Work instruction
Would you restate word for word the lines of the listing, beginning at the first and ending with the line that holds "cell | -905.9097 |"?

::: Supplied data :::
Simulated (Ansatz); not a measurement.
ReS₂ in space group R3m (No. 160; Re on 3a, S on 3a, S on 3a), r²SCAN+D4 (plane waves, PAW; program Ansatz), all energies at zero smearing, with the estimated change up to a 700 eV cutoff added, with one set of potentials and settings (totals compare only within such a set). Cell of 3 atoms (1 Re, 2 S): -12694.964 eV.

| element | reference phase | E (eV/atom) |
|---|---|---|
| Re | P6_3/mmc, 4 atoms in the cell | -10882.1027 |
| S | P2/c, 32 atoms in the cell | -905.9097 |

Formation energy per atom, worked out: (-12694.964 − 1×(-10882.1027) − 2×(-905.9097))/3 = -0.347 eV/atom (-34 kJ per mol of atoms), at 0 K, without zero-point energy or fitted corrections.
:::

Exercise response
Simulated (Ansatz); not a measurement.
ReS₂ in space group R3m (No. 160; Re on 3a, S on 3a, S on 3a), r²SCAN+D4 (plane waves, PAW; program Ansatz), all energies at zero smearing, with the estimated change up to a 700 eV cutoff added, with one set of potentials and settings (totals compare only within such a set). Cell of 3 atoms (1 Re, 2 S): -12694.964 eV.

| element | reference phase | E (eV/atom) |
|---|---|---|
| Re | P6_3/mmc, 4 atoms in the cell | -10882.1027 |
| S | P2/c, 32 atoms in the cell | -905.9097 |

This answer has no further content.